LISTED RECORDS ->
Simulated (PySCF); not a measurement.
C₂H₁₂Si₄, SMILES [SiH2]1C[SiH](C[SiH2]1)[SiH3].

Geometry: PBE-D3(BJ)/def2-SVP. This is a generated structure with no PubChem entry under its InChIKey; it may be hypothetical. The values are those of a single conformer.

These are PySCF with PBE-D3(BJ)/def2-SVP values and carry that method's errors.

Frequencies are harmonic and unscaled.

TASK ITEM -> Nothing in the material may be left out; write it all out verbatim.

ANSWER AREA ->
Simulated (PySCF); not a measurement.
C₂H₁₂Si₄, SMILES [SiH2]1C[SiH](C[SiH2]1)[SiH3].

Geometry: PBE-D3(BJ)/def2-SVP. This is a generated structure with no PubChem entry under its InChIKey; it may be hypothetical. The values are those of a single conformer.

These are PySCF with PBE-D3(BJ)/def2-SVP values and carry that method's errors.

Frequencies are harmonic and unscaled.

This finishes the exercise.